Records shown
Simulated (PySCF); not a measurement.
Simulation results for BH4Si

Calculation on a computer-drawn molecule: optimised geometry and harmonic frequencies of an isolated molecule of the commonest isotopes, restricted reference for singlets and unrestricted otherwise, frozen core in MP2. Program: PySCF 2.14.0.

Task item
Return each entry above exactly, leaving none out.

Answer area
Simulated (PySCF); not a measurement.
Simulation results for BH4Si

Calculation on a computer-drawn molecule: optimised geometry and harmonic frequencies of an isolated molecule of the commonest isotopes, restricted reference for singlets and unrestricted otherwise, frozen core in MP2. Program: PySCF 2.14.0.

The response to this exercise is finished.